───

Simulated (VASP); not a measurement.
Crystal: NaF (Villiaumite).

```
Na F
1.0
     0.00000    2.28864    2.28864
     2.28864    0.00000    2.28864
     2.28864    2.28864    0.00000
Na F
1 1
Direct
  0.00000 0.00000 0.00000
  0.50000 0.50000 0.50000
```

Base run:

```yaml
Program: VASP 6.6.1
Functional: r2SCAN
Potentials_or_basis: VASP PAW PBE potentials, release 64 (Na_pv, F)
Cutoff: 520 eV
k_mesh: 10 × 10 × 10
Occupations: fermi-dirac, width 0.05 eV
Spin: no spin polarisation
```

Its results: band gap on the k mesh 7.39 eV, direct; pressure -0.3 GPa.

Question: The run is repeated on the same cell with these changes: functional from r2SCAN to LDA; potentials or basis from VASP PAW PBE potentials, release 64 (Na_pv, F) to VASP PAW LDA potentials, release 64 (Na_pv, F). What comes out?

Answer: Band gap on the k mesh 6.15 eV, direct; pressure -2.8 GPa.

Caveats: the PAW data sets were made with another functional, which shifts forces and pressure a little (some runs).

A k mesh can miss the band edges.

───

• [Work order]: In the entries above, the lines between the one holding "Crystal: NaF (Villiaumite)." and the one holding "Its results: band", inclusive, are to be printed exactly as written, and those alone.

• [Written solution]:
Crystal: NaF (Villiaumite).

```
Na F
1.0
     0.00000    2.28864    2.28864
     2.28864    0.00000    2.28864
     2.28864    2.28864    0.00000
Na F
1 1
Direct
  0.00000 0.00000 0.00000
  0.50000 0.50000 0.50000
```

Base run:

```yaml
Program: VASP 6.6.1
Functional: r2SCAN
Potentials_or_basis: VASP PAW PBE potentials, release 64 (Na_pv, F)
Cutoff: 520 eV
k_mesh: 10 × 10 × 10
Occupations: fermi-dirac, width 0.05 eV
Spin: no spin polarisation
```

Its results: band gap on the k mesh 7.39 eV, direct; pressure -0.3 GPa.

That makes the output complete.